DATA SECTION:
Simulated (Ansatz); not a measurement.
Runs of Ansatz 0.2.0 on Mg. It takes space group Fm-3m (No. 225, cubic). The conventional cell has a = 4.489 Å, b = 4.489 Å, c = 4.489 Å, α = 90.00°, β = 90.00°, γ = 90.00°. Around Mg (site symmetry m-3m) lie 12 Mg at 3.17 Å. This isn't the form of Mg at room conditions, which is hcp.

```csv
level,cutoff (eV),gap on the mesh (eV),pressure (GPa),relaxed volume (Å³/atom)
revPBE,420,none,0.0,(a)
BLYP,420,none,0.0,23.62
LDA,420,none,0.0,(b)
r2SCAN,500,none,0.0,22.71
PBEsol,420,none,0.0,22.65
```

WORK ORDER: Each line of the material above needs to be quoted exactly, please.

RESPONSE:
Simulated (Ansatz); not a measurement.
Runs of Ansatz 0.2.0 on Mg. It takes space group Fm-3m (No. 225, cubic). The conventional cell has a = 4.489 Å, b = 4.489 Å, c = 4.489 Å, α = 90.00°, β = 90.00°, γ = 90.00°. Around Mg (site symmetry m-3m) lie 12 Mg at 3.17 Å. This isn't the form of Mg at room conditions, which is hcp.

```csv
level,cutoff (eV),gap on the mesh (eV),pressure (GPa),relaxed volume (Å³/atom)
revPBE,420,none,0.0,(a)
BLYP,420,none,0.0,23.62
LDA,420,none,0.0,(b)
r2SCAN,500,none,0.0,22.71
PBEsol,420,none,0.0,22.65
```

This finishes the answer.